WORK INSTRUCTION >>
Retype, word for word, every line of the records below starting at the one that contains "Cutoff | 520 eV |" and ending at the one that contains "how much memory?"; include both of those lines and nothing more.

RECORD SET >>
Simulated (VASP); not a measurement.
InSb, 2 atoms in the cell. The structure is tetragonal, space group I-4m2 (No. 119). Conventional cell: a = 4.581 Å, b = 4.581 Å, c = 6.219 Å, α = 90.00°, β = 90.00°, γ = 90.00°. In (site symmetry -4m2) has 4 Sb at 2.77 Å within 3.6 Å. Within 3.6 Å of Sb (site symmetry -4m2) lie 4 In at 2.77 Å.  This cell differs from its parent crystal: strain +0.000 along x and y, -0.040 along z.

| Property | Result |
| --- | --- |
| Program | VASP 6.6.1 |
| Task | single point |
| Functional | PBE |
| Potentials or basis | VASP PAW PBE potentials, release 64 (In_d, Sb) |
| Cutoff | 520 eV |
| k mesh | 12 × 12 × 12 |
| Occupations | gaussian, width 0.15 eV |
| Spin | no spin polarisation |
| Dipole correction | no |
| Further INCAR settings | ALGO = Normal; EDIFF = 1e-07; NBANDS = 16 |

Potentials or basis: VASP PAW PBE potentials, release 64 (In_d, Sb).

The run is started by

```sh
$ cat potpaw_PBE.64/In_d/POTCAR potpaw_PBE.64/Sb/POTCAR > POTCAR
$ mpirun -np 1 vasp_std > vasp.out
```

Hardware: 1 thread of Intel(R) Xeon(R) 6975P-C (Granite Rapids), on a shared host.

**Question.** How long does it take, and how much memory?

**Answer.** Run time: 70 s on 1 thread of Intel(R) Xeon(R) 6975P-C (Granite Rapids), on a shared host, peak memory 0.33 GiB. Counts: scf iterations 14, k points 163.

EXERCISE OUTPUT >>
| Cutoff | 520 eV |
| k mesh | 12 × 12 × 12 |
| Occupations | gaussian, width 0.15 eV |
| Spin | no spin polarisation |
| Dipole correction | no |
| Further INCAR settings | ALGO = Normal; EDIFF = 1e-07; NBANDS = 16 |

Potentials or basis: VASP PAW PBE potentials, release 64 (In_d, Sb).

The run is started by

```sh
$ cat potpaw_PBE.64/In_d/POTCAR potpaw_PBE.64/Sb/POTCAR > POTCAR
$ mpirun -np 1 vasp_std > vasp.out
```

Hardware: 1 thread of Intel(R) Xeon(R) 6975P-C (Granite Rapids), on a shared host.

**Question.** How long does it take, and how much memory?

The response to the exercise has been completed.